=== THE DATA ===
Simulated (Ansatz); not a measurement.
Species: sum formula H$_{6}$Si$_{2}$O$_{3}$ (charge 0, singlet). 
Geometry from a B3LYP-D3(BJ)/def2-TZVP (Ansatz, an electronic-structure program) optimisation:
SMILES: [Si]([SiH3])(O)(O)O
===

• [WORK ITEM]:
Would you reproduce the whole listing above, word for word?

• [RESPONSE BOX]:
Simulated (Ansatz); not a measurement.
Species: sum formula H$_{6}$Si$_{2}$O$_{3}$ (charge 0, singlet). 
Geometry from a B3LYP-D3(BJ)/def2-TZVP (Ansatz, an electronic-structure program) optimisation:
SMILES: [Si]([SiH3])(O)(O)O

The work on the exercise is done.